● **Records supplied**

/---

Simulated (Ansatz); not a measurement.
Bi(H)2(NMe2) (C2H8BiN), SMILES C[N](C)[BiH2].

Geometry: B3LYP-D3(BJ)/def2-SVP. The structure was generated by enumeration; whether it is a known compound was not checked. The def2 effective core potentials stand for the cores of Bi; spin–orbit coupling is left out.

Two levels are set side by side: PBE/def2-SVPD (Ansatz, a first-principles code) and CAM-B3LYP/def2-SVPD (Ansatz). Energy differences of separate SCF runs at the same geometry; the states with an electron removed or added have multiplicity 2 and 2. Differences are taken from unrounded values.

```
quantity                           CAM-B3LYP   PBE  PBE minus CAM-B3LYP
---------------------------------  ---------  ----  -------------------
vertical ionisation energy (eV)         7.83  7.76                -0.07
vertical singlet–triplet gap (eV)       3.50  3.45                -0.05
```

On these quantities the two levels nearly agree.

\---

The reply should hold only the lines from the beginning of the listing to the line with "Geometry: B3LYP-D3(BJ)/def2-SVP. The", both ends included, unchanged.

● **Task solution**
Simulated (Ansatz); not a measurement.
Bi(H)2(NMe2) (C2H8BiN), SMILES C[N](C)[BiH2].

Geometry: B3LYP-D3(BJ)/def2-SVP. The structure was generated by enumeration; whether it is a known compound was not checked. The def2 effective core potentials stand for the cores of Bi; spin–orbit coupling is left out.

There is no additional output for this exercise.